_Record extracts_
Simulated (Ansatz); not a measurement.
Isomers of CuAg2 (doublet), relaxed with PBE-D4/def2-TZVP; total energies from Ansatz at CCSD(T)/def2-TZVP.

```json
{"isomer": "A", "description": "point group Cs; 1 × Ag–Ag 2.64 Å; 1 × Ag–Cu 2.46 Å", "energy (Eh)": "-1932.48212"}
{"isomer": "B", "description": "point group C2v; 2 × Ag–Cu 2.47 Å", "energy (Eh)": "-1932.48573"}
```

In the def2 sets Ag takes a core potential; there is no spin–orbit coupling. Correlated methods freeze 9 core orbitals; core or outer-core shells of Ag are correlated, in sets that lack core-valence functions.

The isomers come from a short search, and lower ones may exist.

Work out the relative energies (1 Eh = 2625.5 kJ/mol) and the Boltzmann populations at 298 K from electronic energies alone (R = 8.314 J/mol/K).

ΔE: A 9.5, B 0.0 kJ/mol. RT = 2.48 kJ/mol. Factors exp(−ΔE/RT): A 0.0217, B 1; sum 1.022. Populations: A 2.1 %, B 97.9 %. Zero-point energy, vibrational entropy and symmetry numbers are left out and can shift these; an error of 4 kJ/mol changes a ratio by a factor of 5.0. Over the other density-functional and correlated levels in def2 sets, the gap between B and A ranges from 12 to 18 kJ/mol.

_Work instruction_
Please retype the data exactly as it stands, from its first line down to the line that contains "The isomers come", then stop.

_Task response_
Simulated (Ansatz); not a measurement.
Isomers of CuAg2 (doublet), relaxed with PBE-D4/def2-TZVP; total energies from Ansatz at CCSD(T)/def2-TZVP.

```json
{"isomer": "A", "description": "point group Cs; 1 × Ag–Ag 2.64 Å; 1 × Ag–Cu 2.46 Å", "energy (Eh)": "-1932.48212"}
{"isomer": "B", "description": "point group C2v; 2 × Ag–Cu 2.47 Å", "energy (Eh)": "-1932.48573"}
```

In the def2 sets Ag takes a core potential; there is no spin–orbit coupling. Correlated methods freeze 9 core orbitals; core or outer-core shells of Ag are correlated, in sets that lack core-valence functions.

The isomers come from a short search, and lower ones may exist.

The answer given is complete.